■ Data for review ■
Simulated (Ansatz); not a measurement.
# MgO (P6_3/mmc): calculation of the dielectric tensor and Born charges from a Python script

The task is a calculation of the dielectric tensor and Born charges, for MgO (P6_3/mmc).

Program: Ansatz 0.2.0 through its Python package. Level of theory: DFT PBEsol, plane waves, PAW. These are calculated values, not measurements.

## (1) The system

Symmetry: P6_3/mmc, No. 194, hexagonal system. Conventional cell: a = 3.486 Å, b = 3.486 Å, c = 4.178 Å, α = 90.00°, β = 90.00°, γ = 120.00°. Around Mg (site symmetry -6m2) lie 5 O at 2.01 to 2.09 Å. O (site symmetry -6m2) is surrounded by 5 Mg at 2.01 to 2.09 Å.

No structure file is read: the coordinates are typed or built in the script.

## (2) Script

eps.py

■ Assignment ■
What the exercise needs is every record again, word for word.

■ Task response ■
Simulated (Ansatz); not a measurement.
# MgO (P6_3/mmc): calculation of the dielectric tensor and Born charges from a Python script

The task is a calculation of the dielectric tensor and Born charges, for MgO (P6_3/mmc).

Program: Ansatz 0.2.0 through its Python package. Level of theory: DFT PBEsol, plane waves, PAW. These are calculated values, not measurements.

## (1) The system

Symmetry: P6_3/mmc, No. 194, hexagonal system. Conventional cell: a = 3.486 Å, b = 3.486 Å, c = 4.178 Å, α = 90.00°, β = 90.00°, γ = 120.00°. Around Mg (site symmetry -6m2) lie 5 O at 2.01 to 2.09 Å. O (site symmetry -6m2) is surrounded by 5 Mg at 2.01 to 2.09 Å.

No structure file is read: the coordinates are typed or built in the script.

## (2) Script

eps.py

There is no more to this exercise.